## ASSIGNMENT
Each record must be printed again exactly as it appears.

## DATA UNDER STUDY
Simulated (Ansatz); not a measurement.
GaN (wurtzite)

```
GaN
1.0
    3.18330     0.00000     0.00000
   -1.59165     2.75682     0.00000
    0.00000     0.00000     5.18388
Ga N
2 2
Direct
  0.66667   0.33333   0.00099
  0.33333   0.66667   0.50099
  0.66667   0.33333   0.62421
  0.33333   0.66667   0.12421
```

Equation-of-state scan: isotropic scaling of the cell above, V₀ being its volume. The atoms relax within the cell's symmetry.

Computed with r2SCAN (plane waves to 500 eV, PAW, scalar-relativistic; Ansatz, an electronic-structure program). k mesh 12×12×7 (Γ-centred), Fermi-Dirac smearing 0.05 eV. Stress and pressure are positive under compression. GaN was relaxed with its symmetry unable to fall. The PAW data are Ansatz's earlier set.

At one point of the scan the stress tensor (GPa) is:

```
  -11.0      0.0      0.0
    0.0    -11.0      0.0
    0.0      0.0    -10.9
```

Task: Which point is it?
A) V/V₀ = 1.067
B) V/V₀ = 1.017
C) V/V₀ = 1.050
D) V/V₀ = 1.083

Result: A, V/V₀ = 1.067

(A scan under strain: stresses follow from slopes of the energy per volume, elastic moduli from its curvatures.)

## RESPONSE AREA
Simulated (Ansatz); not a measurement.
GaN (wurtzite)

```
GaN
1.0
    3.18330     0.00000     0.00000
   -1.59165     2.75682     0.00000
    0.00000     0.00000     5.18388
Ga N
2 2
Direct
  0.66667   0.33333   0.00099
  0.33333   0.66667   0.50099
  0.66667   0.33333   0.62421
  0.33333   0.66667   0.12421
```

Equation-of-state scan: isotropic scaling of the cell above, V₀ being its volume. The atoms relax within the cell's symmetry.

Computed with r2SCAN (plane waves to 500 eV, PAW, scalar-relativistic; Ansatz, an electronic-structure program). k mesh 12×12×7 (Γ-centred), Fermi-Dirac smearing 0.05 eV. Stress and pressure are positive under compression. GaN was relaxed with its symmetry unable to fall. The PAW data are Ansatz's earlier set.

At one point of the scan the stress tensor (GPa) is:

```
  -11.0      0.0      0.0
    0.0    -11.0      0.0
    0.0      0.0    -10.9
```

Task: Which point is it?
A) V/V₀ = 1.067
B) V/V₀ = 1.017
C) V/V₀ = 1.050
D) V/V₀ = 1.083

Result: A, V/V₀ = 1.067

(A scan under strain: stresses follow from slopes of the energy per volume, elastic moduli from its curvatures.)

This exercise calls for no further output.